• PROVIDED RECORDS
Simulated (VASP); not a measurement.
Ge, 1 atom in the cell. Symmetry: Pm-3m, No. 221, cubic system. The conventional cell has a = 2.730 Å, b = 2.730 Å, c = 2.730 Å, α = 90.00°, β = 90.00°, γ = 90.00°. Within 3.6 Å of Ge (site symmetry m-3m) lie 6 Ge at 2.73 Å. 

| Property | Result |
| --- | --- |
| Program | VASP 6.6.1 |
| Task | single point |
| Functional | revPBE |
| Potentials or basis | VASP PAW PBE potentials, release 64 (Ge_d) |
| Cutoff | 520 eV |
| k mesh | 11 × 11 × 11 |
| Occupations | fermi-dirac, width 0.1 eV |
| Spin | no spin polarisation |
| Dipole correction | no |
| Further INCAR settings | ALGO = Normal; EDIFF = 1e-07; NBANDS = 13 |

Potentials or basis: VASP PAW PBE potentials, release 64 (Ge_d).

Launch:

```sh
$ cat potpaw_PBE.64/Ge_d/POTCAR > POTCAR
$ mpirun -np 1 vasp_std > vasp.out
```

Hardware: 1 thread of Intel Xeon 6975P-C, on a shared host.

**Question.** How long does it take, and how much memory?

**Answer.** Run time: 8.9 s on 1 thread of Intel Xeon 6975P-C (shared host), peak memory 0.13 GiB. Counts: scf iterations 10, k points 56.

• EXERCISE
What is needed here is an exact copy of every record.

• WRITTEN SOLUTION
Simulated (VASP); not a measurement.
Ge, 1 atom in the cell. Symmetry: Pm-3m, No. 221, cubic system. The conventional cell has a = 2.730 Å, b = 2.730 Å, c = 2.730 Å, α = 90.00°, β = 90.00°, γ = 90.00°. Within 3.6 Å of Ge (site symmetry m-3m) lie 6 Ge at 2.73 Å. 

| Property | Result |
| --- | --- |
| Program | VASP 6.6.1 |
| Task | single point |
| Functional | revPBE |
| Potentials or basis | VASP PAW PBE potentials, release 64 (Ge_d) |
| Cutoff | 520 eV |
| k mesh | 11 × 11 × 11 |
| Occupations | fermi-dirac, width 0.1 eV |
| Spin | no spin polarisation |
| Dipole correction | no |
| Further INCAR settings | ALGO = Normal; EDIFF = 1e-07; NBANDS = 13 |

Potentials or basis: VASP PAW PBE potentials, release 64 (Ge_d).

Launch:

```sh
$ cat potpaw_PBE.64/Ge_d/POTCAR > POTCAR
$ mpirun -np 1 vasp_std > vasp.out
```

Hardware: 1 thread of Intel Xeon 6975P-C, on a shared host.

**Question.** How long does it take, and how much memory?

**Answer.** Run time: 8.9 s on 1 thread of Intel Xeon 6975P-C (shared host), peak memory 0.13 GiB. Counts: scf iterations 10, k points 56.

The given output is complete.